ASSIGNMENT: Print the records below exactly, leaving out nothing.

PROVIDED DATA:
● ● ● ● ●
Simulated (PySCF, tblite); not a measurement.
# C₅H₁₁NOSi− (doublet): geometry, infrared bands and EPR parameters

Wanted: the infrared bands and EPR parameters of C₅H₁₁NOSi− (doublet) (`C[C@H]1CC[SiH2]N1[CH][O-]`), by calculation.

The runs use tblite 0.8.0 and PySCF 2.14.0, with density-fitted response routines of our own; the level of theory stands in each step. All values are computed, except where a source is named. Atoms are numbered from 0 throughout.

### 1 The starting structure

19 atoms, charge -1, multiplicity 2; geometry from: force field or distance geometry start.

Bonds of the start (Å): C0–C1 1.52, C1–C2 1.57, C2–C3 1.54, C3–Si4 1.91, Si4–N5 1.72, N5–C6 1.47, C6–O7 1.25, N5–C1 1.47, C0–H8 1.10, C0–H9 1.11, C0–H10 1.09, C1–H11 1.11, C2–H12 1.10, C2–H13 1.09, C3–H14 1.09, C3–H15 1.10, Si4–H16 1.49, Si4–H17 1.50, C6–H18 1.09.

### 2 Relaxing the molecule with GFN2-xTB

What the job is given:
● ● ● ● ●

REPLY:
Simulated (PySCF, tblite); not a measurement.
# C₅H₁₁NOSi− (doublet): geometry, infrared bands and EPR parameters

Wanted: the infrared bands and EPR parameters of C₅H₁₁NOSi− (doublet) (`C[C@H]1CC[SiH2]N1[CH][O-]`), by calculation.

The runs use tblite 0.8.0 and PySCF 2.14.0, with density-fitted response routines of our own; the level of theory stands in each step. All values are computed, except where a source is named. Atoms are numbered from 0 throughout.

### 1 The starting structure

19 atoms, charge -1, multiplicity 2; geometry from: force field or distance geometry start.

Bonds of the start (Å): C0–C1 1.52, C1–C2 1.57, C2–C3 1.54, C3–Si4 1.91, Si4–N5 1.72, N5–C6 1.47, C6–O7 1.25, N5–C1 1.47, C0–H8 1.10, C0–H9 1.11, C0–H10 1.09, C1–H11 1.11, C2–H12 1.10, C2–H13 1.09, C3–H14 1.09, C3–H15 1.10, Si4–H16 1.49, Si4–H17 1.50, C6–H18 1.09.

### 2 Relaxing the molecule with GFN2-xTB

What the job is given:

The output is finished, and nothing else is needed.